* _Required action_
Each record should be reproduced exactly.

* _Data listing_
☆ ☆ ☆ ☆

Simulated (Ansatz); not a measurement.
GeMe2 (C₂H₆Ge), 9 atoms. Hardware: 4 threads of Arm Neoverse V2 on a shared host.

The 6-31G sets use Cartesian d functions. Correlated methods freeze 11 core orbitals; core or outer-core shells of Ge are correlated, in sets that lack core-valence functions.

☆ ☆ ☆ ☆

* _Response_
Simulated (Ansatz); not a measurement.
GeMe2 (C₂H₆Ge), 9 atoms. Hardware: 4 threads of Arm Neoverse V2 on a shared host.

The 6-31G sets use Cartesian d functions. Correlated methods freeze 11 core orbitals; core or outer-core shells of Ge are correlated, in sets that lack core-valence functions.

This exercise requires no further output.